>>>
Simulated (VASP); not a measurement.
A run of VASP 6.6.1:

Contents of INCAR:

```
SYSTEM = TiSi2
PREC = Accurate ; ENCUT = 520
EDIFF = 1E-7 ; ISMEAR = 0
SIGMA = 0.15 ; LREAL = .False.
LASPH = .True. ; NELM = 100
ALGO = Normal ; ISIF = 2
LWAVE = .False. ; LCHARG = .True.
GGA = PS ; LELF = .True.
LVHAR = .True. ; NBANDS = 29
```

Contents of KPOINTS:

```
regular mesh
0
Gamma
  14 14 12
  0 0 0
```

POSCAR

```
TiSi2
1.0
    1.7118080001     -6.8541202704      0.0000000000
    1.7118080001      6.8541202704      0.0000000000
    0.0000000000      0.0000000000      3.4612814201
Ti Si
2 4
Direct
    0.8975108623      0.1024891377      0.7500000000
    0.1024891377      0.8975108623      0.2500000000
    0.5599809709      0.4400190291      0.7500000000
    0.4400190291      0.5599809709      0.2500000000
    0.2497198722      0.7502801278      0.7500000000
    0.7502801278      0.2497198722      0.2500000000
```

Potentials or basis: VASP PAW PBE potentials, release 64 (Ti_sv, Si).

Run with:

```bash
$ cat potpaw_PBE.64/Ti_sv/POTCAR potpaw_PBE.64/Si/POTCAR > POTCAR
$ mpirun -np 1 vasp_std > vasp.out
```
<<<

WORK ORDER
Once the records end, copy them all again exactly.

RESPONSE AREA
Simulated (VASP); not a measurement.
A run of VASP 6.6.1:

Contents of INCAR:

```
SYSTEM = TiSi2
PREC = Accurate ; ENCUT = 520
EDIFF = 1E-7 ; ISMEAR = 0
SIGMA = 0.15 ; LREAL = .False.
LASPH = .True. ; NELM = 100
ALGO = Normal ; ISIF = 2
LWAVE = .False. ; LCHARG = .True.
GGA = PS ; LELF = .True.
LVHAR = .True. ; NBANDS = 29
```

Contents of KPOINTS:

```
regular mesh
0
Gamma
  14 14 12
  0 0 0
```

POSCAR

```
TiSi2
1.0
    1.7118080001     -6.8541202704      0.0000000000
    1.7118080001      6.8541202704      0.0000000000
    0.0000000000      0.0000000000      3.4612814201
Ti Si
2 4
Direct
    0.8975108623      0.1024891377      0.7500000000
    0.1024891377      0.8975108623      0.2500000000
    0.5599809709      0.4400190291      0.7500000000
    0.4400190291      0.5599809709      0.2500000000
    0.2497198722      0.7502801278      0.7500000000
    0.7502801278      0.2497198722      0.2500000000
```

Potentials or basis: VASP PAW PBE potentials, release 64 (Ti_sv, Si).

Run with:

```bash
$ cat potpaw_PBE.64/Ti_sv/POTCAR potpaw_PBE.64/Si/POTCAR > POTCAR
$ mpirun -np 1 vasp_std > vasp.out
```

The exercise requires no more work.